*WORK ITEM*:
Reproduce every line of the listing below exactly.

========================

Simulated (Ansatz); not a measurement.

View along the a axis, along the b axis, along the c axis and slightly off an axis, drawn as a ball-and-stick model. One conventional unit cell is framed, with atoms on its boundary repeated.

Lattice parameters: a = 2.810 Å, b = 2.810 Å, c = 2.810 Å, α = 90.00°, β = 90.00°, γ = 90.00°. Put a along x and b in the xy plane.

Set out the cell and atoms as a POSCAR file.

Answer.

========================

*TASK RESPONSE*:
Simulated (Ansatz); not a measurement.

View along the a axis, along the b axis, along the c axis and slightly off an axis, drawn as a ball-and-stick model. One conventional unit cell is framed, with atoms on its boundary repeated.

Lattice parameters: a = 2.810 Å, b = 2.810 Å, c = 2.810 Å, α = 90.00°, β = 90.00°, γ = 90.00°. Put a along x and b in the xy plane.

Set out the cell and atoms as a POSCAR file.

Answer.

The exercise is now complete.